****************

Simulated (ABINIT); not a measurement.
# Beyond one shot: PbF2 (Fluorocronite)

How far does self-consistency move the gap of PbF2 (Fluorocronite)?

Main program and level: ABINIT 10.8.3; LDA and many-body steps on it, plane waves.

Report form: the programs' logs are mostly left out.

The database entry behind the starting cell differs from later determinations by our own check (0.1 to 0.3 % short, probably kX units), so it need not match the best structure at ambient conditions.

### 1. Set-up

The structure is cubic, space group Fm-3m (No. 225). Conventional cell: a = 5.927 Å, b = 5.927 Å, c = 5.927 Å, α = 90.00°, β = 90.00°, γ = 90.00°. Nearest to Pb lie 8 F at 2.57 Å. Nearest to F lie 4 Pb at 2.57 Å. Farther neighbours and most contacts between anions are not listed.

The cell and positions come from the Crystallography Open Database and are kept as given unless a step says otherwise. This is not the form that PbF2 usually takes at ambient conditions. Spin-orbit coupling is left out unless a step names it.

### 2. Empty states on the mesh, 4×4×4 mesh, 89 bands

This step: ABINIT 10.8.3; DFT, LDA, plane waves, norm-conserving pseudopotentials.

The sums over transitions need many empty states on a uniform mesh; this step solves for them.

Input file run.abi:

****************

-- Work instruction --
Nothing but an exact copy of the lines from the first one above through the line holding "The sums over" should be returned.

-- Task solution --
Simulated (ABINIT); not a measurement.
# Beyond one shot: PbF2 (Fluorocronite)

How far does self-consistency move the gap of PbF2 (Fluorocronite)?

Main program and level: ABINIT 10.8.3; LDA and many-body steps on it, plane waves.

Report form: the programs' logs are mostly left out.

The database entry behind the starting cell differs from later determinations by our own check (0.1 to 0.3 % short, probably kX units), so it need not match the best structure at ambient conditions.

### 1. Set-up

The structure is cubic, space group Fm-3m (No. 225). Conventional cell: a = 5.927 Å, b = 5.927 Å, c = 5.927 Å, α = 90.00°, β = 90.00°, γ = 90.00°. Nearest to Pb lie 8 F at 2.57 Å. Nearest to F lie 4 Pb at 2.57 Å. Farther neighbours and most contacts between anions are not listed.

The cell and positions come from the Crystallography Open Database and are kept as given unless a step says otherwise. This is not the form that PbF2 usually takes at ambient conditions. Spin-orbit coupling is left out unless a step names it.

### 2. Empty states on the mesh, 4×4×4 mesh, 89 bands

This step: ABINIT 10.8.3; DFT, LDA, plane waves, norm-conserving pseudopotentials.

The sums over transitions need many empty states on a uniform mesh; this step solves for them.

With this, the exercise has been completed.